Listed records:
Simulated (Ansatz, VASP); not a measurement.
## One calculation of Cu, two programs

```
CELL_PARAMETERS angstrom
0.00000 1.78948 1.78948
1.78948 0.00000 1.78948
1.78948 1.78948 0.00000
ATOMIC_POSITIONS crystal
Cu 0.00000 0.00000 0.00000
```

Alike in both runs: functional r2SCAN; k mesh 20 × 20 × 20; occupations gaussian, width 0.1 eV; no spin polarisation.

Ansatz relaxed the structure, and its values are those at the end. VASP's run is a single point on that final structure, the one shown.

Assignment:
Retype all the records above without changing a word.

Exercise result:
Simulated (Ansatz, VASP); not a measurement.
## One calculation of Cu, two programs

```
CELL_PARAMETERS angstrom
0.00000 1.78948 1.78948
1.78948 0.00000 1.78948
1.78948 1.78948 0.00000
ATOMIC_POSITIONS crystal
Cu 0.00000 0.00000 0.00000
```

Alike in both runs: functional r2SCAN; k mesh 20 × 20 × 20; occupations gaussian, width 0.1 eV; no spin polarisation.

Ansatz relaxed the structure, and its values are those at the end. VASP's run is a single point on that final structure, the one shown.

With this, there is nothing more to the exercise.